> **EXERCISE**
Every entry must be transcribed exactly as written.

---+---
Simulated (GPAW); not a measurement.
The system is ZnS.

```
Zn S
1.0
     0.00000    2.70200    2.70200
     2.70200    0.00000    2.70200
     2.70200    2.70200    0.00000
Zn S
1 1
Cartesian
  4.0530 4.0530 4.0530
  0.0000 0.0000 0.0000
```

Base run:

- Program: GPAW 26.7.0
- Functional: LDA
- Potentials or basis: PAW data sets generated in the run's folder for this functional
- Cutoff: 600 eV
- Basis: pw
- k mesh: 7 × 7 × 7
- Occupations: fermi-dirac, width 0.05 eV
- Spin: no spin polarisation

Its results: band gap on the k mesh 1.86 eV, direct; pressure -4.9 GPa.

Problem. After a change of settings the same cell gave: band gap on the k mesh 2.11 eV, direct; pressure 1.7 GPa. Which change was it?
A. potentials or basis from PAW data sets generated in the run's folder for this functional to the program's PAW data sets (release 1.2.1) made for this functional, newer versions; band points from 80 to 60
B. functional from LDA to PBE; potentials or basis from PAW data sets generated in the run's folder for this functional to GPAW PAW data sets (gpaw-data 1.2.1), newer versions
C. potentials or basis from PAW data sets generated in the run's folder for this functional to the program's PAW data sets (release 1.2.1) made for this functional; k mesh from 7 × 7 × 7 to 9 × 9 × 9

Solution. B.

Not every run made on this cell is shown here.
---+---

> **YOUR SOLUTION**
Simulated (GPAW); not a measurement.
The system is ZnS.

```
Zn S
1.0
     0.00000    2.70200    2.70200
     2.70200    0.00000    2.70200
     2.70200    2.70200    0.00000
Zn S
1 1
Cartesian
  4.0530 4.0530 4.0530
  0.0000 0.0000 0.0000
```

Base run:

- Program: GPAW 26.7.0
- Functional: LDA
- Potentials or basis: PAW data sets generated in the run's folder for this functional
- Cutoff: 600 eV
- Basis: pw
- k mesh: 7 × 7 × 7
- Occupations: fermi-dirac, width 0.05 eV
- Spin: no spin polarisation

Its results: band gap on the k mesh 1.86 eV, direct; pressure -4.9 GPa.

Problem. After a change of settings the same cell gave: band gap on the k mesh 2.11 eV, direct; pressure 1.7 GPa. Which change was it?
A. potentials or basis from PAW data sets generated in the run's folder for this functional to the program's PAW data sets (release 1.2.1) made for this functional, newer versions; band points from 80 to 60
B. functional from LDA to PBE; potentials or basis from PAW data sets generated in the run's folder for this functional to GPAW PAW data sets (gpaw-data 1.2.1), newer versions
C. potentials or basis from PAW data sets generated in the run's folder for this functional to the program's PAW data sets (release 1.2.1) made for this functional; k mesh from 7 × 7 × 7 to 9 × 9 × 9

Solution. B.

Not every run made on this cell is shown here.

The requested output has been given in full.